▶ DATASET

Start of Block

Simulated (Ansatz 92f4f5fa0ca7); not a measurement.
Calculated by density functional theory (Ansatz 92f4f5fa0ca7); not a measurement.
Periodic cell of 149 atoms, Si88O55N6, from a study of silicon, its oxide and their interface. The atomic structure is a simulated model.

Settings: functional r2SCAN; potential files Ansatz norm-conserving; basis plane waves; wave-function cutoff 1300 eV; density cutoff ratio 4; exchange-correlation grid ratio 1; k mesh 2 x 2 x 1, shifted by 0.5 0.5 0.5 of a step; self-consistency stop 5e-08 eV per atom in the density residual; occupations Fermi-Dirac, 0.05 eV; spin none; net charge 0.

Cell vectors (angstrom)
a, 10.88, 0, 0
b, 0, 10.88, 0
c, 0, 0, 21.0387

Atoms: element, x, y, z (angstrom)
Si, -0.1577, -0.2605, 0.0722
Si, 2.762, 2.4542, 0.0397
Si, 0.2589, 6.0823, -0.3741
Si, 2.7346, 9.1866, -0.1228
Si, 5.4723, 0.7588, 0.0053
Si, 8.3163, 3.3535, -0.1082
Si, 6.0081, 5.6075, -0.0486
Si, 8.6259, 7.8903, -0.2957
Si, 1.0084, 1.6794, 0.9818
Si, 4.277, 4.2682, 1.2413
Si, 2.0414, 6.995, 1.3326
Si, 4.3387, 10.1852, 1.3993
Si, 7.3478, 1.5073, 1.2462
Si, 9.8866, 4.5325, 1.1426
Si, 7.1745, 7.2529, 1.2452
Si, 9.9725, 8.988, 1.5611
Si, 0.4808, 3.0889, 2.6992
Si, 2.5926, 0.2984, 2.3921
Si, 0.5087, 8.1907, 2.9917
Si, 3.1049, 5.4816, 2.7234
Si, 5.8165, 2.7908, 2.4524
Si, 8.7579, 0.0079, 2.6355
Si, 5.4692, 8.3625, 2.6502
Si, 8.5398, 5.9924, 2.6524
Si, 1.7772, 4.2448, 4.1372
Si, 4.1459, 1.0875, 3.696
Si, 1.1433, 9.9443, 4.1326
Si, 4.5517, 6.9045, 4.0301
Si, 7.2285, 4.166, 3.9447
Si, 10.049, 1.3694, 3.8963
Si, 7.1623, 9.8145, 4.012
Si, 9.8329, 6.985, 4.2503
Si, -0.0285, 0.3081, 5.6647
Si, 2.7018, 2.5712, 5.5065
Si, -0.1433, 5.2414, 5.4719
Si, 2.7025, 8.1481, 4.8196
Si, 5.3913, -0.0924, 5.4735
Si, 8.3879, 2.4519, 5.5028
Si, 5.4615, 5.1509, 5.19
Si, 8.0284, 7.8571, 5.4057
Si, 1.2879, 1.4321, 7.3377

End of Block

Reproduce word for word the lines of the records above, beginning at the first and ending with the line where "Si, 2.7346, 9.1866, -0.1228" appears, and nothing past it.

Simulated (Ansatz 92f4f5fa0ca7); not a measurement.
Calculated by density functional theory (Ansatz 92f4f5fa0ca7); not a measurement.
Periodic cell of 149 atoms, Si88O55N6, from a study of silicon, its oxide and their interface. The atomic structure is a simulated model.

Settings: functional r2SCAN; potential files Ansatz norm-conserving; basis plane waves; wave-function cutoff 1300 eV; density cutoff ratio 4; exchange-correlation grid ratio 1; k mesh 2 x 2 x 1, shifted by 0.5 0.5 0.5 of a step; self-consistency stop 5e-08 eV per atom in the density residual; occupations Fermi-Dirac, 0.05 eV; spin none; net charge 0.

Cell vectors (angstrom)
a, 10.88, 0, 0
b, 0, 10.88, 0
c, 0, 0, 21.0387

Atoms: element, x, y, z (angstrom)
Si, -0.1577, -0.2605, 0.0722
Si, 2.762, 2.4542, 0.0397
Si, 0.2589, 6.0823, -0.3741
Si, 2.7346, 9.1866, -0.1228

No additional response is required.